### ACTION ITEM
Output all records verbatim.

### ENTRIES PROVIDED
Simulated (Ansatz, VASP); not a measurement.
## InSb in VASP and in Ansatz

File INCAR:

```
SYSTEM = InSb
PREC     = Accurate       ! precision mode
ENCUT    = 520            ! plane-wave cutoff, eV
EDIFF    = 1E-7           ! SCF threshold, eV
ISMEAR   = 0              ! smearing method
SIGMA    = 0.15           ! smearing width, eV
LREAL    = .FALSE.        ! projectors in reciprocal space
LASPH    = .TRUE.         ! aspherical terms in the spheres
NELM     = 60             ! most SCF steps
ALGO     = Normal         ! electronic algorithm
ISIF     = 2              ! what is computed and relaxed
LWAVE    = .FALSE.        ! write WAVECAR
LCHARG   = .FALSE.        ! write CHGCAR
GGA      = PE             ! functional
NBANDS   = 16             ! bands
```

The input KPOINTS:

### REPLY
Simulated (Ansatz, VASP); not a measurement.
## InSb in VASP and in Ansatz

File INCAR:

```
SYSTEM = InSb
PREC     = Accurate       ! precision mode
ENCUT    = 520            ! plane-wave cutoff, eV
EDIFF    = 1E-7           ! SCF threshold, eV
ISMEAR   = 0              ! smearing method
SIGMA    = 0.15           ! smearing width, eV
LREAL    = .FALSE.        ! projectors in reciprocal space
LASPH    = .TRUE.         ! aspherical terms in the spheres
NELM     = 60             ! most SCF steps
ALGO     = Normal         ! electronic algorithm
ISIF     = 2              ! what is computed and relaxed
LWAVE    = .FALSE.        ! write WAVECAR
LCHARG   = .FALSE.        ! write CHGCAR
GGA      = PE             ! functional
NBANDS   = 16             ! bands
```

The input KPOINTS:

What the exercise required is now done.